___ Information
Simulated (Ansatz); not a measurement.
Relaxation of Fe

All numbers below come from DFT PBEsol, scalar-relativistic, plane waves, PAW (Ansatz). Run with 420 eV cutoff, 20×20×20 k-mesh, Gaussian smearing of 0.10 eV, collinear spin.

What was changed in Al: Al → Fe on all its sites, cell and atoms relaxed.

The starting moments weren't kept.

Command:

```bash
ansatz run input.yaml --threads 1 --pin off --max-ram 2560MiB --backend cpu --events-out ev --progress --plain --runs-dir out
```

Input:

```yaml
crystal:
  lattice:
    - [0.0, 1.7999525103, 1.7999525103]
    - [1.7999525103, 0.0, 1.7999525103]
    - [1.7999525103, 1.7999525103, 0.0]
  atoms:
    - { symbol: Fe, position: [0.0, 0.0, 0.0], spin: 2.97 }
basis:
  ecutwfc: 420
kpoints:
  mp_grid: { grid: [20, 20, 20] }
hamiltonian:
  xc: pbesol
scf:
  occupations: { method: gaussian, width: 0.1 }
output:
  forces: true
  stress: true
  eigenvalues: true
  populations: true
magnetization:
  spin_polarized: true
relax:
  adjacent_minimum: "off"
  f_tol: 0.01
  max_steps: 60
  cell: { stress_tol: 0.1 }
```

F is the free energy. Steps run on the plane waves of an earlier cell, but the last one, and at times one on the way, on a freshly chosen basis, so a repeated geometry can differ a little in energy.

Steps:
______

Repeat, word for word, the lines above between the line holding "All numbers below" and the line holding "F is the free", inclusive; omit everything else.

- [Worked solution]
All numbers below come from DFT PBEsol, scalar-relativistic, plane waves, PAW (Ansatz). Run with 420 eV cutoff, 20×20×20 k-mesh, Gaussian smearing of 0.10 eV, collinear spin.

What was changed in Al: Al → Fe on all its sites, cell and atoms relaxed.

The starting moments weren't kept.

Command:

```bash
ansatz run input.yaml --threads 1 --pin off --max-ram 2560MiB --backend cpu --events-out ev --progress --plain --runs-dir out
```

Input:

```yaml
crystal:
  lattice:
    - [0.0, 1.7999525103, 1.7999525103]
    - [1.7999525103, 0.0, 1.7999525103]
    - [1.7999525103, 1.7999525103, 0.0]
  atoms:
    - { symbol: Fe, position: [0.0, 0.0, 0.0], spin: 2.97 }
basis:
  ecutwfc: 420
kpoints:
  mp_grid: { grid: [20, 20, 20] }
hamiltonian:
  xc: pbesol
scf:
  occupations: { method: gaussian, width: 0.1 }
output:
  forces: true
  stress: true
  eigenvalues: true
  populations: true
magnetization:
  spin_polarized: true
relax:
  adjacent_minimum: "off"
  f_tol: 0.01
  max_steps: 60
  cell: { stress_tol: 0.1 }
```

F is the free energy. Steps run on the plane waves of an earlier cell, but the last one, and at times one on the way, on a freshly chosen basis, so a repeated geometry can differ a little in energy.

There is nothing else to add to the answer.